Supplied information ▸
- Opening Delimiter -
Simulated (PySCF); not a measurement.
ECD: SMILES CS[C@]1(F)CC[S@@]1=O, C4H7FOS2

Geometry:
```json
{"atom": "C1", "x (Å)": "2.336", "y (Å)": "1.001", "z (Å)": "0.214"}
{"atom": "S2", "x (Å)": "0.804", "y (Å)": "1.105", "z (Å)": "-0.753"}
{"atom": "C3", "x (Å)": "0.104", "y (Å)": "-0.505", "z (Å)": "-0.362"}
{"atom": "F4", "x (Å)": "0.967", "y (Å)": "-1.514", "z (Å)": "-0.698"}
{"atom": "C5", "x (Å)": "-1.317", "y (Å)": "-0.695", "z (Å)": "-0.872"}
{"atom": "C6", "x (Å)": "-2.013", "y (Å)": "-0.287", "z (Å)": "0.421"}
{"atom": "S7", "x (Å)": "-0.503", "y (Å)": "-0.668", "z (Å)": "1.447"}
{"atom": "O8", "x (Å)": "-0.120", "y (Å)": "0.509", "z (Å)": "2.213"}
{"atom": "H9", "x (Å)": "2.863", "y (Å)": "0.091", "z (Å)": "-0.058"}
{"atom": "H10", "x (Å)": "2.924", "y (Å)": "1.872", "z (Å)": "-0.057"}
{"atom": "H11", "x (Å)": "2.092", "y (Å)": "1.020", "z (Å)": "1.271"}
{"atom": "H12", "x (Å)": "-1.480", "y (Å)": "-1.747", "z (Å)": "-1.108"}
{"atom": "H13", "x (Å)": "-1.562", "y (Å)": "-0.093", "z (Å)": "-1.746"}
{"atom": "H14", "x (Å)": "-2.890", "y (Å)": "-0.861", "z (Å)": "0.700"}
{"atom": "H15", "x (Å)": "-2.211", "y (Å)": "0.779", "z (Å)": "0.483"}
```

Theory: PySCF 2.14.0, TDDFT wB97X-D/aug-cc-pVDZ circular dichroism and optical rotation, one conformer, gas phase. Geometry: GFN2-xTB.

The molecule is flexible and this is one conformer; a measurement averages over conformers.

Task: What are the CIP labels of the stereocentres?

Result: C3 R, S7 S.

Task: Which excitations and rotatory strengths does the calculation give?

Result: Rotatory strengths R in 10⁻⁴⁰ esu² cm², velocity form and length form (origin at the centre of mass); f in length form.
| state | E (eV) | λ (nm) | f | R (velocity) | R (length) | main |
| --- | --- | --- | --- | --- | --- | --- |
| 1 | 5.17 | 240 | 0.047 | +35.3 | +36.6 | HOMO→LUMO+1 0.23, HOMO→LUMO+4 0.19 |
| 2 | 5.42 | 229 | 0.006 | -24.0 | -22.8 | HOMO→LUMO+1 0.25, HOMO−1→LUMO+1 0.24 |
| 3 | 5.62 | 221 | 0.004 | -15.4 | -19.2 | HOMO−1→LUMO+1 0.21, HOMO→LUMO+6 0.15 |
- Closing Delimiter -

Assigned task ▸ Of all the entries above, retype exactly the lines from the line with "The molecule is" to the line with "Task: Which excitations", both included, and no others.

Worked solution ▸
The molecule is flexible and this is one conformer; a measurement averages over conformers.

Task: What are the CIP labels of the stereocentres?

Result: C3 R, S7 S.

Task: Which excitations and rotatory strengths does the calculation give?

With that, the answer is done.